=== BRIEF ===
Reproduce only what lies between the first line of the material below and the line containing "Caveats: some runs", with both of those lines included and every line kept exact.

-----
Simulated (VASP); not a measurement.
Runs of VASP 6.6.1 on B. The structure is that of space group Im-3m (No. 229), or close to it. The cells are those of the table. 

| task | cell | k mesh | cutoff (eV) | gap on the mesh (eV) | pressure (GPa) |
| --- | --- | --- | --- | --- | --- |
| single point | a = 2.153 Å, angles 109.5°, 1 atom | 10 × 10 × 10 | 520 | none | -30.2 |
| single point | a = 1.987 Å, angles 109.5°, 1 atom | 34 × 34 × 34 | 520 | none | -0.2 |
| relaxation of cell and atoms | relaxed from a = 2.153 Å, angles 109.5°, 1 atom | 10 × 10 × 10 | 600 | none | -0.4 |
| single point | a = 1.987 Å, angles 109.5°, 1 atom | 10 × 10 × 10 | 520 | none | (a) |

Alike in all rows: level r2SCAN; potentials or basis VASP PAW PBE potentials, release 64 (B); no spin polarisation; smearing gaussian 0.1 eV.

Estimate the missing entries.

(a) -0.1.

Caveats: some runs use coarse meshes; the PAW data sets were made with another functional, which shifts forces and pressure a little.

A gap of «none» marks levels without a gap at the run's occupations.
-----

=== TASK RESPONSE ===
Simulated (VASP); not a measurement.
Runs of VASP 6.6.1 on B. The structure is that of space group Im-3m (No. 229), or close to it. The cells are those of the table. 

| task | cell | k mesh | cutoff (eV) | gap on the mesh (eV) | pressure (GPa) |
| --- | --- | --- | --- | --- | --- |
| single point | a = 2.153 Å, angles 109.5°, 1 atom | 10 × 10 × 10 | 520 | none | -30.2 |
| single point | a = 1.987 Å, angles 109.5°, 1 atom | 34 × 34 × 34 | 520 | none | -0.2 |
| relaxation of cell and atoms | relaxed from a = 2.153 Å, angles 109.5°, 1 atom | 10 × 10 × 10 | 600 | none | -0.4 |
| single point | a = 1.987 Å, angles 109.5°, 1 atom | 10 × 10 × 10 | 520 | none | (a) |

Alike in all rows: level r2SCAN; potentials or basis VASP PAW PBE potentials, release 64 (B); no spin polarisation; smearing gaussian 0.1 eV.

Estimate the missing entries.

(a) -0.1.

Caveats: some runs use coarse meshes; the PAW data sets were made with another functional, which shifts forces and pressure a little.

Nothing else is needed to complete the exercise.